--- START ---

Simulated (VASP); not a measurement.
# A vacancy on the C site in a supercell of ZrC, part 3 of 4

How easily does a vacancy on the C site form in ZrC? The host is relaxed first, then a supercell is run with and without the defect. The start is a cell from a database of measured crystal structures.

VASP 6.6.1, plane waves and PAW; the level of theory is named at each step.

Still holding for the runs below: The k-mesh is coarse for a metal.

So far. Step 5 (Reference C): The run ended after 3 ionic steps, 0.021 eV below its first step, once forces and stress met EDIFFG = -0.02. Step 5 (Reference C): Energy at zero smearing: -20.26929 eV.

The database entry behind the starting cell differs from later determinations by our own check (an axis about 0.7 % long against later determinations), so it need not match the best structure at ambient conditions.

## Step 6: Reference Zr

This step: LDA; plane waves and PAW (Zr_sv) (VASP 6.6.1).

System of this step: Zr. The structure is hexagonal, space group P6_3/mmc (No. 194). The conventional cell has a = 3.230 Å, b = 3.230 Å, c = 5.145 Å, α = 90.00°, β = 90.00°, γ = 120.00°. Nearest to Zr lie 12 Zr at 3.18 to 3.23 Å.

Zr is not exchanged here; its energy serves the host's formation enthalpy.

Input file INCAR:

--- END ---

Nothing but the full listing, copied exactly, belongs in the answer.

- [RESPONSE BOX]:
Simulated (VASP); not a measurement.
# A vacancy on the C site in a supercell of ZrC, part 3 of 4

How easily does a vacancy on the C site form in ZrC? The host is relaxed first, then a supercell is run with and without the defect. The start is a cell from a database of measured crystal structures.

VASP 6.6.1, plane waves and PAW; the level of theory is named at each step.

Still holding for the runs below: The k-mesh is coarse for a metal.

So far. Step 5 (Reference C): The run ended after 3 ionic steps, 0.021 eV below its first step, once forces and stress met EDIFFG = -0.02. Step 5 (Reference C): Energy at zero smearing: -20.26929 eV.

The database entry behind the starting cell differs from later determinations by our own check (an axis about 0.7 % long against later determinations), so it need not match the best structure at ambient conditions.

## Step 6: Reference Zr

This step: LDA; plane waves and PAW (Zr_sv) (VASP 6.6.1).

System of this step: Zr. The structure is hexagonal, space group P6_3/mmc (No. 194). The conventional cell has a = 3.230 Å, b = 3.230 Å, c = 5.145 Å, α = 90.00°, β = 90.00°, γ = 120.00°. Nearest to Zr lie 12 Zr at 3.18 to 3.23 Å.

Zr is not exchanged here; its energy serves the host's formation enthalpy.

Input file INCAR:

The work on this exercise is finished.